**Available data**.
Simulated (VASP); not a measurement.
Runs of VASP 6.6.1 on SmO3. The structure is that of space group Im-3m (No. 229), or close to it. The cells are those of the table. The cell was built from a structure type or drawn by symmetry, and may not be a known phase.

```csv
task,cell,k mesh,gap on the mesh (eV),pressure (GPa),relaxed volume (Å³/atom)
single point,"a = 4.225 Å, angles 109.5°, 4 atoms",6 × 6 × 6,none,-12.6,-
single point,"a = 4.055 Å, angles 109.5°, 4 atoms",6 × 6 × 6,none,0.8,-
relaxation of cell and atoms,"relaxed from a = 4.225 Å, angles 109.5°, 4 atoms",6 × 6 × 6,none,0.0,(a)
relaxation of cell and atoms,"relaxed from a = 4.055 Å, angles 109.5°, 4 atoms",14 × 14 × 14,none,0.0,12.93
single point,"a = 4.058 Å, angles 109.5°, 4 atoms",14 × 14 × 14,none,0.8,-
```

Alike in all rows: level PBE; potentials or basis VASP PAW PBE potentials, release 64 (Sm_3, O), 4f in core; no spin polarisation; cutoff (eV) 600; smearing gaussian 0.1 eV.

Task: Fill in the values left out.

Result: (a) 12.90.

**Brief**. Give the complete listing a second time, exactly as it reads.

**Answer box**.
Simulated (VASP); not a measurement.
Runs of VASP 6.6.1 on SmO3. The structure is that of space group Im-3m (No. 229), or close to it. The cells are those of the table. The cell was built from a structure type or drawn by symmetry, and may not be a known phase.

```csv
task,cell,k mesh,gap on the mesh (eV),pressure (GPa),relaxed volume (Å³/atom)
single point,"a = 4.225 Å, angles 109.5°, 4 atoms",6 × 6 × 6,none,-12.6,-
single point,"a = 4.055 Å, angles 109.5°, 4 atoms",6 × 6 × 6,none,0.8,-
relaxation of cell and atoms,"relaxed from a = 4.225 Å, angles 109.5°, 4 atoms",6 × 6 × 6,none,0.0,(a)
relaxation of cell and atoms,"relaxed from a = 4.055 Å, angles 109.5°, 4 atoms",14 × 14 × 14,none,0.0,12.93
single point,"a = 4.058 Å, angles 109.5°, 4 atoms",14 × 14 × 14,none,0.8,-
```

Alike in all rows: level PBE; potentials or basis VASP PAW PBE potentials, release 64 (Sm_3, O), 4f in core; no spin polarisation; cutoff (eV) 600; smearing gaussian 0.1 eV.

Task: Fill in the values left out.

Result: (a) 12.90.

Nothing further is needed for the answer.